>>>>

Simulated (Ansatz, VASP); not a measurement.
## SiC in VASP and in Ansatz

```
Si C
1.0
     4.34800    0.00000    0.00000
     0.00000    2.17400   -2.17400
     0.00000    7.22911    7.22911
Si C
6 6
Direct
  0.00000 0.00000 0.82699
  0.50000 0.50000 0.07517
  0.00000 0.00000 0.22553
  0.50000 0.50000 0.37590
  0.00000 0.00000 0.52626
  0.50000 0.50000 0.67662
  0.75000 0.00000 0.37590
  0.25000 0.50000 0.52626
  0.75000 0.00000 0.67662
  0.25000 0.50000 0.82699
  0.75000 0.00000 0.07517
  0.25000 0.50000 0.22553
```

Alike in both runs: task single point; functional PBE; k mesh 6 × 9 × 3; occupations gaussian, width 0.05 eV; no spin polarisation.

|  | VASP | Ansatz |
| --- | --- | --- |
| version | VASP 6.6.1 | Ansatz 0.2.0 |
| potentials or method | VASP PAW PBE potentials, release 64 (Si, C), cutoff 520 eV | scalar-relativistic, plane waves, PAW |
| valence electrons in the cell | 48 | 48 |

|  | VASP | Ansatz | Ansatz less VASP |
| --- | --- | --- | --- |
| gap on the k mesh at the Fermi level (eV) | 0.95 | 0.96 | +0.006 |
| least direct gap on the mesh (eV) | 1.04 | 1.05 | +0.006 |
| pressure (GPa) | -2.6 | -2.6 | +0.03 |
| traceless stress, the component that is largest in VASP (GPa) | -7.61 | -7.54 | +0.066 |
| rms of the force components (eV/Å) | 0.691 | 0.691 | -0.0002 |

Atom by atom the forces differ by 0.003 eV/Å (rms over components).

<<<<

# Work order
Set down, word for word, each line from the top of the records above through the line with "0.691 | -0.0002 |".

# Expected answer
Simulated (Ansatz, VASP); not a measurement.
## SiC in VASP and in Ansatz

```
Si C
1.0
     4.34800    0.00000    0.00000
     0.00000    2.17400   -2.17400
     0.00000    7.22911    7.22911
Si C
6 6
Direct
  0.00000 0.00000 0.82699
  0.50000 0.50000 0.07517
  0.00000 0.00000 0.22553
  0.50000 0.50000 0.37590
  0.00000 0.00000 0.52626
  0.50000 0.50000 0.67662
  0.75000 0.00000 0.37590
  0.25000 0.50000 0.52626
  0.75000 0.00000 0.67662
  0.25000 0.50000 0.82699
  0.75000 0.00000 0.07517
  0.25000 0.50000 0.22553
```

Alike in both runs: task single point; functional PBE; k mesh 6 × 9 × 3; occupations gaussian, width 0.05 eV; no spin polarisation.

|  | VASP | Ansatz |
| --- | --- | --- |
| version | VASP 6.6.1 | Ansatz 0.2.0 |
| potentials or method | VASP PAW PBE potentials, release 64 (Si, C), cutoff 520 eV | scalar-relativistic, plane waves, PAW |
| valence electrons in the cell | 48 | 48 |

|  | VASP | Ansatz | Ansatz less VASP |
| --- | --- | --- | --- |
| gap on the k mesh at the Fermi level (eV) | 0.95 | 0.96 | +0.006 |
| least direct gap on the mesh (eV) | 1.04 | 1.05 | +0.006 |
| pressure (GPa) | -2.6 | -2.6 | +0.03 |
| traceless stress, the component that is largest in VASP (GPa) | -7.61 | -7.54 | +0.066 |
| rms of the force components (eV/Å) | 0.691 | 0.691 | -0.0002 |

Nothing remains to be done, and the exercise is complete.